▶ Listed entries
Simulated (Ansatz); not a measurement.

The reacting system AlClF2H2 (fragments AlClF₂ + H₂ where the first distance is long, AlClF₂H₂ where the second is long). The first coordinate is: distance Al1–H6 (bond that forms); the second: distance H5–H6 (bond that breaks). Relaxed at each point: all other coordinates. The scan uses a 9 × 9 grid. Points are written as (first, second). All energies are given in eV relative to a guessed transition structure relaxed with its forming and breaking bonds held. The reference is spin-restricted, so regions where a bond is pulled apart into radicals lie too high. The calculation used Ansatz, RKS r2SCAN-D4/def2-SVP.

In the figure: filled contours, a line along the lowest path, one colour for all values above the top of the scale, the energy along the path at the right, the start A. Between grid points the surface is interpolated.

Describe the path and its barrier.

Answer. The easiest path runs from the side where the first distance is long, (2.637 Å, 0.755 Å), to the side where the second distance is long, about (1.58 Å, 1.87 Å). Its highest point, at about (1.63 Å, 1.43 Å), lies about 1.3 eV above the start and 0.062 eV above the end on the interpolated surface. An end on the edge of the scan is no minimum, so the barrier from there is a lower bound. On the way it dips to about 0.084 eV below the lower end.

▶ Activity
Could you restate word for word the lines above, from the one that contains "In the figure: filled" through the one that contains "Describe the path and its barrier.", and no others?

▶ Written reply
In the figure: filled contours, a line along the lowest path, one colour for all values above the top of the scale, the energy along the path at the right, the start A. Between grid points the surface is interpolated.

Describe the path and its barrier.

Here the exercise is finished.